(Provided material):
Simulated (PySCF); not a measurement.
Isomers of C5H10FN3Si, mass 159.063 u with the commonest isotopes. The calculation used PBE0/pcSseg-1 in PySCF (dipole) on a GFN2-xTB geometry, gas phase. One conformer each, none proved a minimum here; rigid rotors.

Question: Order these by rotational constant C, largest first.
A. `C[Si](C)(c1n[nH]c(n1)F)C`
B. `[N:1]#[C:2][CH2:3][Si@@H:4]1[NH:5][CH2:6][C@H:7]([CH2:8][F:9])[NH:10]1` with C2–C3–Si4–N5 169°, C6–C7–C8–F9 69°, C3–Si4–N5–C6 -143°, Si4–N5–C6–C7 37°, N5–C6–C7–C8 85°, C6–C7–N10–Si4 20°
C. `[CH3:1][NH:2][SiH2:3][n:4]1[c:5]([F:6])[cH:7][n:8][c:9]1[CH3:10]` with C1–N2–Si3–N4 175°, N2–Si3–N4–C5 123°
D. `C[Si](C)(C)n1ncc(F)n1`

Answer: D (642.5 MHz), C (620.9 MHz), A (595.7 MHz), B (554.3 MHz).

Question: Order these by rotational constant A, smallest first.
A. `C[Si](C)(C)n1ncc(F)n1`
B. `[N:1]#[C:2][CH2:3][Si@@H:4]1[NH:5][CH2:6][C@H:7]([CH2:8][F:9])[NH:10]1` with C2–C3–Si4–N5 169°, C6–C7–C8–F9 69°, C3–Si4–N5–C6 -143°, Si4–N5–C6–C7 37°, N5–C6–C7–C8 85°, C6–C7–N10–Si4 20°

(Requirement): Keeping each word as it stands, transcribe every entry.

(Solution):
Simulated (PySCF); not a measurement.
Isomers of C5H10FN3Si, mass 159.063 u with the commonest isotopes. The calculation used PBE0/pcSseg-1 in PySCF (dipole) on a GFN2-xTB geometry, gas phase. One conformer each, none proved a minimum here; rigid rotors.

Question: Order these by rotational constant C, largest first.
A. `C[Si](C)(c1n[nH]c(n1)F)C`
B. `[N:1]#[C:2][CH2:3][Si@@H:4]1[NH:5][CH2:6][C@H:7]([CH2:8][F:9])[NH:10]1` with C2–C3–Si4–N5 169°, C6–C7–C8–F9 69°, C3–Si4–N5–C6 -143°, Si4–N5–C6–C7 37°, N5–C6–C7–C8 85°, C6–C7–N10–Si4 20°
C. `[CH3:1][NH:2][SiH2:3][n:4]1[c:5]([F:6])[cH:7][n:8][c:9]1[CH3:10]` with C1–N2–Si3–N4 175°, N2–Si3–N4–C5 123°
D. `C[Si](C)(C)n1ncc(F)n1`

Answer: D (642.5 MHz), C (620.9 MHz), A (595.7 MHz), B (554.3 MHz).

Question: Order these by rotational constant A, smallest first.
A. `C[Si](C)(C)n1ncc(F)n1`
B. `[N:1]#[C:2][CH2:3][Si@@H:4]1[NH:5][CH2:6][C@H:7]([CH2:8][F:9])[NH:10]1` with C2–C3–Si4–N5 169°, C6–C7–C8–F9 69°, C3–Si4–N5–C6 -143°, Si4–N5–C6–C7 37°, N5–C6–C7–C8 85°, C6–C7–N10–Si4 20°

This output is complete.